▶ [Work item]
Write out exactly the lines of the entries below from the one holding "2 further runs" to the one holding "Formal oxidation states: Yb", inclusive, and leave out all other lines.

────────────────

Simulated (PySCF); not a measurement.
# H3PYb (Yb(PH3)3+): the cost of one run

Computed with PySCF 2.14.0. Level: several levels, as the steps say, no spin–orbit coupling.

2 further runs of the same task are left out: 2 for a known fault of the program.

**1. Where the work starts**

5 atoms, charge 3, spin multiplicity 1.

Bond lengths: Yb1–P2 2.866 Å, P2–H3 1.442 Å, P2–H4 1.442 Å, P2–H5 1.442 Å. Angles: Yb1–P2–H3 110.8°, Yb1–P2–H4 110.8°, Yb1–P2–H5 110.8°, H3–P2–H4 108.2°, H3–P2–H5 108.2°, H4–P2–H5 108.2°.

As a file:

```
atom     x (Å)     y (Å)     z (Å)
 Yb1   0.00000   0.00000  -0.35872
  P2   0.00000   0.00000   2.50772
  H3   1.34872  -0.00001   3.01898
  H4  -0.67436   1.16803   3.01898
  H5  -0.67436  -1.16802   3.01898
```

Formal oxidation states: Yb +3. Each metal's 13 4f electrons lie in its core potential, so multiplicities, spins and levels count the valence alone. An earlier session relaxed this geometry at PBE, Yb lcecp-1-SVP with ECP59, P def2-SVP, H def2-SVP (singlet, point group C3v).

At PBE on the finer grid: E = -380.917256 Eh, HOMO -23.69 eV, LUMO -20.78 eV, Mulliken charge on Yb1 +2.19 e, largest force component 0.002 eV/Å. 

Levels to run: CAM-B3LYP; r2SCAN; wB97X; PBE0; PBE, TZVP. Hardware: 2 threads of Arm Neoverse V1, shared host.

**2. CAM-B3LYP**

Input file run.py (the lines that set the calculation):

────────────────

▶ [Answer section]
2 further runs of the same task are left out: 2 for a known fault of the program.

**1. Where the work starts**

5 atoms, charge 3, spin multiplicity 1.

Bond lengths: Yb1–P2 2.866 Å, P2–H3 1.442 Å, P2–H4 1.442 Å, P2–H5 1.442 Å. Angles: Yb1–P2–H3 110.8°, Yb1–P2–H4 110.8°, Yb1–P2–H5 110.8°, H3–P2–H4 108.2°, H3–P2–H5 108.2°, H4–P2–H5 108.2°.

As a file:

```
atom     x (Å)     y (Å)     z (Å)
 Yb1   0.00000   0.00000  -0.35872
  P2   0.00000   0.00000   2.50772
  H3   1.34872  -0.00001   3.01898
  H4  -0.67436   1.16803   3.01898
  H5  -0.67436  -1.16802   3.01898
```

Formal oxidation states: Yb +3. Each metal's 13 4f electrons lie in its core potential, so multiplicities, spins and levels count the valence alone. An earlier session relaxed this geometry at PBE, Yb lcecp-1-SVP with ECP59, P def2-SVP, H def2-SVP (singlet, point group C3v).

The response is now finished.